Data listing:
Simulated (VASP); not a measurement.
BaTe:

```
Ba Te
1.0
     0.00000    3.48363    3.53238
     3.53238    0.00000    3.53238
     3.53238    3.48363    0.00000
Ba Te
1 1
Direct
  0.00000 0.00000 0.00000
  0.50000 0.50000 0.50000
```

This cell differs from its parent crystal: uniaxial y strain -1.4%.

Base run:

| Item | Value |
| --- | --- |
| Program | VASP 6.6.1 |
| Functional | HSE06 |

Required action: Retype all of the material above with every character intact.

Problem solution:
Simulated (VASP); not a measurement.
BaTe:

```
Ba Te
1.0
     0.00000    3.48363    3.53238
     3.53238    0.00000    3.53238
     3.53238    3.48363    0.00000
Ba Te
1 1
Direct
  0.00000 0.00000 0.00000
  0.50000 0.50000 0.50000
```

This cell differs from its parent crystal: uniaxial y strain -1.4%.

Base run:

| Item | Value |
| --- | --- |
| Program | VASP 6.6.1 |
| Functional | HSE06 |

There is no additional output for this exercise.